Assigned task: Repeat the entries below exactly. Begin with the first line and end with the line that contains "Born–Oppenheimer molecular dynamics".

Listed records:
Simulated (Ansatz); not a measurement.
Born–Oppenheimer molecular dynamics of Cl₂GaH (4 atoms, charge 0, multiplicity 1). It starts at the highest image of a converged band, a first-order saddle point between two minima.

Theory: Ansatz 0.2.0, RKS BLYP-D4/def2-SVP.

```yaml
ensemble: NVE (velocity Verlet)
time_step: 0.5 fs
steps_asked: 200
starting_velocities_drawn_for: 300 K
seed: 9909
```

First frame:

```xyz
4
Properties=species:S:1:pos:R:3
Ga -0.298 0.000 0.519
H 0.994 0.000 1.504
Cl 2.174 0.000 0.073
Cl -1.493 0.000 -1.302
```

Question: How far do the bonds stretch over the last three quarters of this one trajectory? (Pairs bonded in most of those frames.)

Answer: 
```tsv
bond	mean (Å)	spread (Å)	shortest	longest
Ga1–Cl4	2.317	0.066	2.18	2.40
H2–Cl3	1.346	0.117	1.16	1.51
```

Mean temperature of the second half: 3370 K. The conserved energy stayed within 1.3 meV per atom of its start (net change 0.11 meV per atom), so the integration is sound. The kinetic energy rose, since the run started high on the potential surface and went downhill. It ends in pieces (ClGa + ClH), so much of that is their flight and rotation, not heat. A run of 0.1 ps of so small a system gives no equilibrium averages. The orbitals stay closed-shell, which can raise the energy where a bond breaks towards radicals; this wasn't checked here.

Answer section:
Simulated (Ansatz); not a measurement.
Born–Oppenheimer molecular dynamics of Cl₂GaH (4 atoms, charge 0, multiplicity 1). It starts at the highest image of a converged band, a first-order saddle point between two minima.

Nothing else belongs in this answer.